# [LISTED ENTRIES]
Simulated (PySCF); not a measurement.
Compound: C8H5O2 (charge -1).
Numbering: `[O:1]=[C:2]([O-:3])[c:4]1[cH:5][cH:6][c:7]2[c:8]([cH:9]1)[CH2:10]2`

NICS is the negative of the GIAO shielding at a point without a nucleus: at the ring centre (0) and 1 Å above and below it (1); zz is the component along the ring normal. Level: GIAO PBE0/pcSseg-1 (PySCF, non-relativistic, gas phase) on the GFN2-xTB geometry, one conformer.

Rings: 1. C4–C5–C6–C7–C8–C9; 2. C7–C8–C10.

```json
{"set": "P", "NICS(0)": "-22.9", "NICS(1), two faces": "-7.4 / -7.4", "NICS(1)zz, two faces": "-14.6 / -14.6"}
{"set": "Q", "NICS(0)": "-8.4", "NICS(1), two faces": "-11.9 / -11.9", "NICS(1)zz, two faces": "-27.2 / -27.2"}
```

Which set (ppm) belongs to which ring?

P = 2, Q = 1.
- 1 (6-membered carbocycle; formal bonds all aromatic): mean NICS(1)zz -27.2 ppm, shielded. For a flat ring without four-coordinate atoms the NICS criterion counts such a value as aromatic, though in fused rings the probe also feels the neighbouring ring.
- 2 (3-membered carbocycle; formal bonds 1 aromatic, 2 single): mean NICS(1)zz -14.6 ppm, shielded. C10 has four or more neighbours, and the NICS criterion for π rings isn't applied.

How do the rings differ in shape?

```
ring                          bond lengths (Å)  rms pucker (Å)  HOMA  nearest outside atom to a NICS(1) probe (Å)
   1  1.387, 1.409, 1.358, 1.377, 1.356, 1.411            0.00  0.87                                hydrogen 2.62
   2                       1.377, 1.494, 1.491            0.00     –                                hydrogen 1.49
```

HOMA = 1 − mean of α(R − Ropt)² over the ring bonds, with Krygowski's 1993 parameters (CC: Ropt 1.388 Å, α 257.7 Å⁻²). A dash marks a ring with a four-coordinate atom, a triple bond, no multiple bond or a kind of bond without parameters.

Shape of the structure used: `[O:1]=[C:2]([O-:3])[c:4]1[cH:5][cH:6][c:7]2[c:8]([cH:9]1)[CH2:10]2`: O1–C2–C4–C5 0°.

# [BRIEF]
Copy out the lines above exactly, beginning at the one that contains "NICS is the" and ending at the one that contains "HOMA = 1 − mean".

# [ANSWER SPACE]
NICS is the negative of the GIAO shielding at a point without a nucleus: at the ring centre (0) and 1 Å above and below it (1); zz is the component along the ring normal. Level: GIAO PBE0/pcSseg-1 (PySCF, non-relativistic, gas phase) on the GFN2-xTB geometry, one conformer.

Rings: 1. C4–C5–C6–C7–C8–C9; 2. C7–C8–C10.

```json
{"set": "P", "NICS(0)": "-22.9", "NICS(1), two faces": "-7.4 / -7.4", "NICS(1)zz, two faces": "-14.6 / -14.6"}
{"set": "Q", "NICS(0)": "-8.4", "NICS(1), two faces": "-11.9 / -11.9", "NICS(1)zz, two faces": "-27.2 / -27.2"}
```

Which set (ppm) belongs to which ring?

P = 2, Q = 1.
- 1 (6-membered carbocycle; formal bonds all aromatic): mean NICS(1)zz -27.2 ppm, shielded. For a flat ring without four-coordinate atoms the NICS criterion counts such a value as aromatic, though in fused rings the probe also feels the neighbouring ring.
- 2 (3-membered carbocycle; formal bonds 1 aromatic, 2 single): mean NICS(1)zz -14.6 ppm, shielded. C10 has four or more neighbours, and the NICS criterion for π rings isn't applied.

How do the rings differ in shape?

```
ring                          bond lengths (Å)  rms pucker (Å)  HOMA  nearest outside atom to a NICS(1) probe (Å)
   1  1.387, 1.409, 1.358, 1.377, 1.356, 1.411            0.00  0.87                                hydrogen 2.62
   2                       1.377, 1.494, 1.491            0.00     –                                hydrogen 1.49
```

HOMA = 1 − mean of α(R − Ropt)² over the ring bonds, with Krygowski's 1993 parameters (CC: Ropt 1.388 Å, α 257.7 Å⁻²). A dash marks a ring with a four-coordinate atom, a triple bond, no multiple bond or a kind of bond without parameters.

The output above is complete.